**ACTIVITY**
Only the lines below starting at the one that contains "POTCAR, in this" and ending at the one that contains "Output of the" are to be reproduced, exactly and with both ends kept.

**DATA TO EXAMINE**
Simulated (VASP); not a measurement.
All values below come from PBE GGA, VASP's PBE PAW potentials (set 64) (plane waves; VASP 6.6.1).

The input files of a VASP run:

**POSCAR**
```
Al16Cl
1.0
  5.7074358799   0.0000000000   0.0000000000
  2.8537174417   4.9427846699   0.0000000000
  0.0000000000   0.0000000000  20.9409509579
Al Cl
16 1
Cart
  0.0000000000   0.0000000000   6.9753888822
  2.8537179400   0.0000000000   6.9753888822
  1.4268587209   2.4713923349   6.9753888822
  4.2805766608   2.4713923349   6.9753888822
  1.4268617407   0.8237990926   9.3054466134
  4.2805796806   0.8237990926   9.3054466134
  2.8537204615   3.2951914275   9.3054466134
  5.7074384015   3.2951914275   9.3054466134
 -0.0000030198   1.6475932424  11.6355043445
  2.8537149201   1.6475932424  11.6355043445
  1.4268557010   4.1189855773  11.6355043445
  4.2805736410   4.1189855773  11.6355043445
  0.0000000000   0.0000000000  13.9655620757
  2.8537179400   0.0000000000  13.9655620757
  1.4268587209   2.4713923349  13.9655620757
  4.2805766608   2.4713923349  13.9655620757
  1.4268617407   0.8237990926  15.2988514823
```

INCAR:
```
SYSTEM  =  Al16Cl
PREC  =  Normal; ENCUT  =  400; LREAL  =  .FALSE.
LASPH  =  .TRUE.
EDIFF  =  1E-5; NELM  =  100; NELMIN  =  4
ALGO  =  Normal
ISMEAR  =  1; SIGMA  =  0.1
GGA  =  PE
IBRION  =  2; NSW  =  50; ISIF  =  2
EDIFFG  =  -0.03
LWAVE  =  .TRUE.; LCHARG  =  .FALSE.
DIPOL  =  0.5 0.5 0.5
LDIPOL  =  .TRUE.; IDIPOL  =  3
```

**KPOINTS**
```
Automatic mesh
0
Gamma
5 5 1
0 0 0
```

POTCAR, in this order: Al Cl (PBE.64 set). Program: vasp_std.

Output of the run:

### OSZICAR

**ANSWER BOX**
POTCAR, in this order: Al Cl (PBE.64 set). Program: vasp_std.

Output of the run:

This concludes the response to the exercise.